Action item =
When you reach the line containing "(eV/Å) | 0.000 |" in the entries below, start writing out each line exactly, and stop after the line containing "gap on the k mesh at the Fermi level (eV): 0.67;".

Extracted material =
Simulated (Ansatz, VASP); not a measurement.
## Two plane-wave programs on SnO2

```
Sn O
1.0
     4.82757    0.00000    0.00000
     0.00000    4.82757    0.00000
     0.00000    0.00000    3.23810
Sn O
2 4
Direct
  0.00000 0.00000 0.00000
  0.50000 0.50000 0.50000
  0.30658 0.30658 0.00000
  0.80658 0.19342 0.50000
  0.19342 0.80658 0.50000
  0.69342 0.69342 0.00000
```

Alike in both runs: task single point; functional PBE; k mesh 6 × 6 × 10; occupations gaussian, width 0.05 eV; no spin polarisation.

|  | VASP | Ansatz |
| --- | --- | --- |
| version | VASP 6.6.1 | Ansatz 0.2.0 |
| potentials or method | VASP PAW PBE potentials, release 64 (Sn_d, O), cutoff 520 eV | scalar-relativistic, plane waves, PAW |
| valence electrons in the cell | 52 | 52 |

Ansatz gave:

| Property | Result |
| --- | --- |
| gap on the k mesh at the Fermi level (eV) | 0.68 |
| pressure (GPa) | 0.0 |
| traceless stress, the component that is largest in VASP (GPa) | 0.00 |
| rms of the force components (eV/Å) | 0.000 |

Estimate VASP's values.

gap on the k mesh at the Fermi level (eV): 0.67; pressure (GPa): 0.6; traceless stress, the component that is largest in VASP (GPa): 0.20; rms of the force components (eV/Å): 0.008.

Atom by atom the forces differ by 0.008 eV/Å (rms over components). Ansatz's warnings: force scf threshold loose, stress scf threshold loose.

Response box =
| rms of the force components (eV/Å) | 0.000 |

Estimate VASP's values.

gap on the k mesh at the Fermi level (eV): 0.67; pressure (GPa): 0.6; traceless stress, the component that is largest in VASP (GPa): 0.20; rms of the force components (eV/Å): 0.008.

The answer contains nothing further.